▶ _EXERCISE DATA_:
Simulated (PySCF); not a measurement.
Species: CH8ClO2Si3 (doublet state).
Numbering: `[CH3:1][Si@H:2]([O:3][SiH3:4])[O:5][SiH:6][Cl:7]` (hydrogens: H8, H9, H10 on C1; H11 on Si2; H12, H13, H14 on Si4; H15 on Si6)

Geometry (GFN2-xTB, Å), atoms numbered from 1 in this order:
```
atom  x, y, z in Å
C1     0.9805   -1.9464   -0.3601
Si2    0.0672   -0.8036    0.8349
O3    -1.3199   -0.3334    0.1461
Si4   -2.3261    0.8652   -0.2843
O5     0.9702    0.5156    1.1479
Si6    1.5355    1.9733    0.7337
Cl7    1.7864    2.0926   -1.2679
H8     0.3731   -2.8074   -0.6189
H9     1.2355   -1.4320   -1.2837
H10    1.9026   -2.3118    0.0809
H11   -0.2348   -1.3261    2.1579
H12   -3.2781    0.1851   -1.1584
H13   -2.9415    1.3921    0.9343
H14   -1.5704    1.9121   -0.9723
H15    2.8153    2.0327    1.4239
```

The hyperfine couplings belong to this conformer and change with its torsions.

▶ _REQUIRED ACTION_:
Only the lines from the first line of the records through the line containing "Geometry (GFN2-xTB, Å), atoms" should be repeated, exactly as they appear.

▶ _SOLUTION_:
Simulated (PySCF); not a measurement.
Species: CH8ClO2Si3 (doublet state).
Numbering: `[CH3:1][Si@H:2]([O:3][SiH3:4])[O:5][SiH:6][Cl:7]` (hydrogens: H8, H9, H10 on C1; H11 on Si2; H12, H13, H14 on Si4; H15 on Si6)

Geometry (GFN2-xTB, Å), atoms numbered from 1 in this order:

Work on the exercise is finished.